> RECORD EXTRACTS:
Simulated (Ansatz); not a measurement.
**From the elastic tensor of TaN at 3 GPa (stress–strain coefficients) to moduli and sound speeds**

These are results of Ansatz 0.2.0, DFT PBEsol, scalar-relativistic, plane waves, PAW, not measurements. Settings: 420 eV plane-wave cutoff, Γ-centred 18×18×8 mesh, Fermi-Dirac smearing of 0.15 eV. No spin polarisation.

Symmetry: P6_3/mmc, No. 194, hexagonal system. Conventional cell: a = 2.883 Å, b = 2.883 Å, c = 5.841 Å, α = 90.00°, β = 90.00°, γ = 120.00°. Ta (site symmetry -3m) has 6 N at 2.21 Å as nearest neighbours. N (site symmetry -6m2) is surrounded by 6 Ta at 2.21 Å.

> REQUIRED ACTION:
Give back the material in full, word for word.

> WORKED SOLUTION:
Simulated (Ansatz); not a measurement.
**From the elastic tensor of TaN at 3 GPa (stress–strain coefficients) to moduli and sound speeds**

These are results of Ansatz 0.2.0, DFT PBEsol, scalar-relativistic, plane waves, PAW, not measurements. Settings: 420 eV plane-wave cutoff, Γ-centred 18×18×8 mesh, Fermi-Dirac smearing of 0.15 eV. No spin polarisation.

Symmetry: P6_3/mmc, No. 194, hexagonal system. Conventional cell: a = 2.883 Å, b = 2.883 Å, c = 5.841 Å, α = 90.00°, β = 90.00°, γ = 120.00°. Ta (site symmetry -3m) has 6 N at 2.21 Å as nearest neighbours. N (site symmetry -6m2) is surrounded by 6 Ta at 2.21 Å.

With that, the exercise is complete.